- WORK INSTRUCTION: Return the data below exactly, but only from the line containing "# Anatase TiO₂ (metastable phase)" through the line containing "Note: cell and", with both of those lines included.

- RECORD SET:
● ● ● ● ●

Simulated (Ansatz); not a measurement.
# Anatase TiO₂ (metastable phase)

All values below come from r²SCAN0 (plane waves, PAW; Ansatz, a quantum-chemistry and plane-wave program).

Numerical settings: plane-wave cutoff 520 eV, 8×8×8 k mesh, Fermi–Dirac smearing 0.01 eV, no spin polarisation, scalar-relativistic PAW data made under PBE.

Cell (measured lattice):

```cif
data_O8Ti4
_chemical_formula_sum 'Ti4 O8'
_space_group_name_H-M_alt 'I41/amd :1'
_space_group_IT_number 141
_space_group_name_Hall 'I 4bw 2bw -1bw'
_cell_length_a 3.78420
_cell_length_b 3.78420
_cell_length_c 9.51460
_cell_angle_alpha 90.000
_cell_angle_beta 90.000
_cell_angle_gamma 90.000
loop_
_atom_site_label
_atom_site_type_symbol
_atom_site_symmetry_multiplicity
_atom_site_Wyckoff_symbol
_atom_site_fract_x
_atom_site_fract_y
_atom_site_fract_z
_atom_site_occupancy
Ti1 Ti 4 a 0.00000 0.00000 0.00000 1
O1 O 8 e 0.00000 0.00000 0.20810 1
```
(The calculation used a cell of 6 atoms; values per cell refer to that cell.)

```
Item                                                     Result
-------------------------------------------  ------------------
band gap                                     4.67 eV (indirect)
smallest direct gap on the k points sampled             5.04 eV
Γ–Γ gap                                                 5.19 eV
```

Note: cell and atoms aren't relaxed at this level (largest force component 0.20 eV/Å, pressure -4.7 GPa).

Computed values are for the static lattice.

● ● ● ● ●

- WRITTEN REPLY:
# Anatase TiO₂ (metastable phase)

All values below come from r²SCAN0 (plane waves, PAW; Ansatz, a quantum-chemistry and plane-wave program).

Numerical settings: plane-wave cutoff 520 eV, 8×8×8 k mesh, Fermi–Dirac smearing 0.01 eV, no spin polarisation, scalar-relativistic PAW data made under PBE.

Cell (measured lattice):

```cif
data_O8Ti4
_chemical_formula_sum 'Ti4 O8'
_space_group_name_H-M_alt 'I41/amd :1'
_space_group_IT_number 141
_space_group_name_Hall 'I 4bw 2bw -1bw'
_cell_length_a 3.78420
_cell_length_b 3.78420
_cell_length_c 9.51460
_cell_angle_alpha 90.000
_cell_angle_beta 90.000
_cell_angle_gamma 90.000
loop_
_atom_site_label
_atom_site_type_symbol
_atom_site_symmetry_multiplicity
_atom_site_Wyckoff_symbol
_atom_site_fract_x
_atom_site_fract_y
_atom_site_fract_z
_atom_site_occupancy
Ti1 Ti 4 a 0.00000 0.00000 0.00000 1
O1 O 8 e 0.00000 0.00000 0.20810 1
```
(The calculation used a cell of 6 atoms; values per cell refer to that cell.)

```
Item                                                     Result
-------------------------------------------  ------------------
band gap                                     4.67 eV (indirect)
smallest direct gap on the k points sampled             5.04 eV
Γ–Γ gap                                                 5.19 eV
```

Note: cell and atoms aren't relaxed at this level (largest force component 0.20 eV/Å, pressure -4.7 GPa).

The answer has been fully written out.